--- Exercise ---
A word-for-word transcription of the records is required.

▽

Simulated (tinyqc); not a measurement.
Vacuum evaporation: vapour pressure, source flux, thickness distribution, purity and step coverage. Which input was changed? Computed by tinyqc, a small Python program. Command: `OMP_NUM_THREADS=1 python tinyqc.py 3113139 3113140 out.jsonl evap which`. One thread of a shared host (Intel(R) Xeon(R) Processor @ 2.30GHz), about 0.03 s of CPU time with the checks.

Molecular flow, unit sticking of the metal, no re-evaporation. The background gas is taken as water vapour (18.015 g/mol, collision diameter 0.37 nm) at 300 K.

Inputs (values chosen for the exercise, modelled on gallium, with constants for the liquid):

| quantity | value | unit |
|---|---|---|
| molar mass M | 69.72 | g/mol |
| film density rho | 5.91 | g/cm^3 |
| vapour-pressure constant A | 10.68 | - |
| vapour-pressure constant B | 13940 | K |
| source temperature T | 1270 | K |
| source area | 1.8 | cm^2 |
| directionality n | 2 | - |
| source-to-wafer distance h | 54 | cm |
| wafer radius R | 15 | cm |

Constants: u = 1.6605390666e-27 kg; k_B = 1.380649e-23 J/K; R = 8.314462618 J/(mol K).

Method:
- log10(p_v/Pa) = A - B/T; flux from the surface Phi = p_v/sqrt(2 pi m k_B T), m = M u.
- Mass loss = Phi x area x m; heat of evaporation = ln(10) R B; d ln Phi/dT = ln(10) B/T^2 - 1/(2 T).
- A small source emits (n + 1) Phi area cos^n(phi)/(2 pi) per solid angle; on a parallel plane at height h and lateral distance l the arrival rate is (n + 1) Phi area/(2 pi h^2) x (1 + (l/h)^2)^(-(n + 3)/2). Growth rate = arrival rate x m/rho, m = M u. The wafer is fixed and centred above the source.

△

--- Written solution ---
Simulated (tinyqc); not a measurement.
Vacuum evaporation: vapour pressure, source flux, thickness distribution, purity and step coverage. Which input was changed? Computed by tinyqc, a small Python program. Command: `OMP_NUM_THREADS=1 python tinyqc.py 3113139 3113140 out.jsonl evap which`. One thread of a shared host (Intel(R) Xeon(R) Processor @ 2.30GHz), about 0.03 s of CPU time with the checks.

Molecular flow, unit sticking of the metal, no re-evaporation. The background gas is taken as water vapour (18.015 g/mol, collision diameter 0.37 nm) at 300 K.

Inputs (values chosen for the exercise, modelled on gallium, with constants for the liquid):

| quantity | value | unit |
|---|---|---|
| molar mass M | 69.72 | g/mol |
| film density rho | 5.91 | g/cm^3 |
| vapour-pressure constant A | 10.68 | - |
| vapour-pressure constant B | 13940 | K |
| source temperature T | 1270 | K |
| source area | 1.8 | cm^2 |
| directionality n | 2 | - |
| source-to-wafer distance h | 54 | cm |
| wafer radius R | 15 | cm |

Constants: u = 1.6605390666e-27 kg; k_B = 1.380649e-23 J/K; R = 8.314462618 J/(mol K).

Method:
- log10(p_v/Pa) = A - B/T; flux from the surface Phi = p_v/sqrt(2 pi m k_B T), m = M u.
- Mass loss = Phi x area x m; heat of evaporation = ln(10) R B; d ln Phi/dT = ln(10) B/T^2 - 1/(2 T).
- A small source emits (n + 1) Phi area cos^n(phi)/(2 pi) per solid angle; on a parallel plane at height h and lateral distance l the arrival rate is (n + 1) Phi area/(2 pi h^2) x (1 + (l/h)^2)^(-(n + 3)/2). Growth rate = arrival rate x m/rho, m = M u. The wafer is fixed and centred above the source.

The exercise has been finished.